*** Block opens ***

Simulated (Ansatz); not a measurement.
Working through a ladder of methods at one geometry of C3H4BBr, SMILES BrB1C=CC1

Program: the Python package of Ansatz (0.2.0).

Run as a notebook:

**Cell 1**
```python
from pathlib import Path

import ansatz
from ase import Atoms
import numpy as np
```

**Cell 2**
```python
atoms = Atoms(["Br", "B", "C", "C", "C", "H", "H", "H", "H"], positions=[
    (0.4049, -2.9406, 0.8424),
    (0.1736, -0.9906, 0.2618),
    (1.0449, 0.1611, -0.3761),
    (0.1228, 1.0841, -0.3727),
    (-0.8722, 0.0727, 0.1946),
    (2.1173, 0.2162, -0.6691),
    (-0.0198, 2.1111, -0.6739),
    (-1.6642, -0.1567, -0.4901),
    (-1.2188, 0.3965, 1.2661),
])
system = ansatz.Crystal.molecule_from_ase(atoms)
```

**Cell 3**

*** Block closes ***

= Assignment =
Output the entire set of records exactly as shown.

= Response =
Simulated (Ansatz); not a measurement.
Working through a ladder of methods at one geometry of C3H4BBr, SMILES BrB1C=CC1

Program: the Python package of Ansatz (0.2.0).

Run as a notebook:

**Cell 1**
```python
from pathlib import Path

import ansatz
from ase import Atoms
import numpy as np
```

**Cell 2**
```python
atoms = Atoms(["Br", "B", "C", "C", "C", "H", "H", "H", "H"], positions=[
    (0.4049, -2.9406, 0.8424),
    (0.1736, -0.9906, 0.2618),
    (1.0449, 0.1611, -0.3761),
    (0.1228, 1.0841, -0.3727),
    (-0.8722, 0.0727, 0.1946),
    (2.1173, 0.2162, -0.6691),
    (-0.0198, 2.1111, -0.6739),
    (-1.6642, -0.1567, -0.4901),
    (-1.2188, 0.3965, 1.2661),
])
system = ansatz.Crystal.molecule_from_ase(atoms)
```

**Cell 3**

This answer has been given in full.